▸ Activity
In full and without deviation, reproduce the records that follow.

──────── Given entries

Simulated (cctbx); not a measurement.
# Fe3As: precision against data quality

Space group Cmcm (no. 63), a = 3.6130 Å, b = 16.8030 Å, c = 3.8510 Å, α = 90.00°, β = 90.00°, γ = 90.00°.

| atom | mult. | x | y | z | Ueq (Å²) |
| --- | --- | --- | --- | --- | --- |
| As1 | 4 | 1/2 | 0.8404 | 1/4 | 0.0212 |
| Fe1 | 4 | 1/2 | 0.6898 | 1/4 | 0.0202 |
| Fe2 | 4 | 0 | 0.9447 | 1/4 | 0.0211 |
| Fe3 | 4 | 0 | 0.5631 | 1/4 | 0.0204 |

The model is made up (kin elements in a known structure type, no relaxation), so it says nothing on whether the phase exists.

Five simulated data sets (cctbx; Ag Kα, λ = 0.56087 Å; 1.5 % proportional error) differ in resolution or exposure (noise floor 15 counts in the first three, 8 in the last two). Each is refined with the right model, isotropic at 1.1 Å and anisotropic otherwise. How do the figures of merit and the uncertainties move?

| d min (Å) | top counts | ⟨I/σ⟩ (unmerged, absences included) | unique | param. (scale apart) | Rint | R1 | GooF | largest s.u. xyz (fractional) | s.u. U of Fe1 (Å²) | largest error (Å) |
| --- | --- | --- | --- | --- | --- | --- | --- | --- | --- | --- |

────────────────

▸ Written reply
Simulated (cctbx); not a measurement.
# Fe3As: precision against data quality

Space group Cmcm (no. 63), a = 3.6130 Å, b = 16.8030 Å, c = 3.8510 Å, α = 90.00°, β = 90.00°, γ = 90.00°.

| atom | mult. | x | y | z | Ueq (Å²) |
| --- | --- | --- | --- | --- | --- |
| As1 | 4 | 1/2 | 0.8404 | 1/4 | 0.0212 |
| Fe1 | 4 | 1/2 | 0.6898 | 1/4 | 0.0202 |
| Fe2 | 4 | 0 | 0.9447 | 1/4 | 0.0211 |
| Fe3 | 4 | 0 | 0.5631 | 1/4 | 0.0204 |

The model is made up (kin elements in a known structure type, no relaxation), so it says nothing on whether the phase exists.

Five simulated data sets (cctbx; Ag Kα, λ = 0.56087 Å; 1.5 % proportional error) differ in resolution or exposure (noise floor 15 counts in the first three, 8 in the last two). Each is refined with the right model, isotropic at 1.1 Å and anisotropic otherwise. How do the figures of merit and the uncertainties move?

| d min (Å) | top counts | ⟨I/σ⟩ (unmerged, absences included) | unique | param. (scale apart) | Rint | R1 | GooF | largest s.u. xyz (fractional) | s.u. U of Fe1 (Å²) | largest error (Å) |
| --- | --- | --- | --- | --- | --- | --- | --- | --- | --- | --- |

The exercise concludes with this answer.